— Action item —
Up to and including the line that contains "The run is started by", repeat each line of the data exactly, starting from the first.

— Information shown —
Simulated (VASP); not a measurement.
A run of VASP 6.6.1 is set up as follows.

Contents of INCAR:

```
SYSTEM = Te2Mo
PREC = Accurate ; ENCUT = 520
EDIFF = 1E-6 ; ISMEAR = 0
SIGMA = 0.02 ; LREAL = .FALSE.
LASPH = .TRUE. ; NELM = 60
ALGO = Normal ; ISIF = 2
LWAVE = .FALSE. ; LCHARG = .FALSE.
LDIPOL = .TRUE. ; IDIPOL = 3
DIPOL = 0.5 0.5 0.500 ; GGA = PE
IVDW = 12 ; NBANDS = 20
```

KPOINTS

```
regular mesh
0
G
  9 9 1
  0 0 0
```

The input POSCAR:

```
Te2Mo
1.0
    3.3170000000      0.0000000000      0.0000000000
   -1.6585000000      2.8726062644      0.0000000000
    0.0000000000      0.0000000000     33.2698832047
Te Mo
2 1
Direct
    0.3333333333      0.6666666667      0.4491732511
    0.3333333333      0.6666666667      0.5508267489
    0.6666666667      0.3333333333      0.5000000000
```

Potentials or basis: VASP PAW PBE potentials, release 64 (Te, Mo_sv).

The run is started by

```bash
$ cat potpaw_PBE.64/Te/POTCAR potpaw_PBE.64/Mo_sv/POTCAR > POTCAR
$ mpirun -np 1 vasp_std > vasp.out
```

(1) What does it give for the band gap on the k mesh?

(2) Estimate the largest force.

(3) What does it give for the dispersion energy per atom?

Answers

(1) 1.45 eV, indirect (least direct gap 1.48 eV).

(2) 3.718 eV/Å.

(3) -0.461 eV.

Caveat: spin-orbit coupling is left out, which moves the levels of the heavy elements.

— Task response —
Simulated (VASP); not a measurement.
A run of VASP 6.6.1 is set up as follows.

Contents of INCAR:

```
SYSTEM = Te2Mo
PREC = Accurate ; ENCUT = 520
EDIFF = 1E-6 ; ISMEAR = 0
SIGMA = 0.02 ; LREAL = .FALSE.
LASPH = .TRUE. ; NELM = 60
ALGO = Normal ; ISIF = 2
LWAVE = .FALSE. ; LCHARG = .FALSE.
LDIPOL = .TRUE. ; IDIPOL = 3
DIPOL = 0.5 0.5 0.500 ; GGA = PE
IVDW = 12 ; NBANDS = 20
```

KPOINTS

```
regular mesh
0
G
  9 9 1
  0 0 0
```

The input POSCAR:

```
Te2Mo
1.0
    3.3170000000      0.0000000000      0.0000000000
   -1.6585000000      2.8726062644      0.0000000000
    0.0000000000      0.0000000000     33.2698832047
Te Mo
2 1
Direct
    0.3333333333      0.6666666667      0.4491732511
    0.3333333333      0.6666666667      0.5508267489
    0.6666666667      0.3333333333      0.5000000000
```

Potentials or basis: VASP PAW PBE potentials, release 64 (Te, Mo_sv).

The run is started by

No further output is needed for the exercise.